Dataset content:
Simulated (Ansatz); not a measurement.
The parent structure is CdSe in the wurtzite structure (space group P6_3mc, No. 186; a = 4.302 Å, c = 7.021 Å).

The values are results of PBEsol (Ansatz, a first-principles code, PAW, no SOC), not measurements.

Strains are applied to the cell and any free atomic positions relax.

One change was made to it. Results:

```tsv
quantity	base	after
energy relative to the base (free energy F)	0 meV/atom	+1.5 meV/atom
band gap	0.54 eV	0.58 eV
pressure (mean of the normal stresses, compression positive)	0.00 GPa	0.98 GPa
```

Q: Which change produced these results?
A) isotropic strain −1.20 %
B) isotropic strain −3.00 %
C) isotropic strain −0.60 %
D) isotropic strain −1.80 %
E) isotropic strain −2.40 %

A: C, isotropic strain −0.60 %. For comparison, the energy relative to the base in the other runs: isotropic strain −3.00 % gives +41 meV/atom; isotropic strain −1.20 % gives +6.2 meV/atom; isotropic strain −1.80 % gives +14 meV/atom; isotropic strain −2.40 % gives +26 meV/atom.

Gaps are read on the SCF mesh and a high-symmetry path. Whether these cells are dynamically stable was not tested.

Task item: Copy the data exactly as it was presented.

Task response:
Simulated (Ansatz); not a measurement.
The parent structure is CdSe in the wurtzite structure (space group P6_3mc, No. 186; a = 4.302 Å, c = 7.021 Å).

The values are results of PBEsol (Ansatz, a first-principles code, PAW, no SOC), not measurements.

Strains are applied to the cell and any free atomic positions relax.

One change was made to it. Results:

```tsv
quantity	base	after
energy relative to the base (free energy F)	0 meV/atom	+1.5 meV/atom
band gap	0.54 eV	0.58 eV
pressure (mean of the normal stresses, compression positive)	0.00 GPa	0.98 GPa
```

Q: Which change produced these results?
A) isotropic strain −1.20 %
B) isotropic strain −3.00 %
C) isotropic strain −0.60 %
D) isotropic strain −1.80 %
E) isotropic strain −2.40 %

A: C, isotropic strain −0.60 %. For comparison, the energy relative to the base in the other runs: isotropic strain −3.00 % gives +41 meV/atom; isotropic strain −1.20 % gives +6.2 meV/atom; isotropic strain −1.80 % gives +14 meV/atom; isotropic strain −2.40 % gives +26 meV/atom.

Gaps are read on the SCF mesh and a high-symmetry path. Whether these cells are dynamically stable was not tested.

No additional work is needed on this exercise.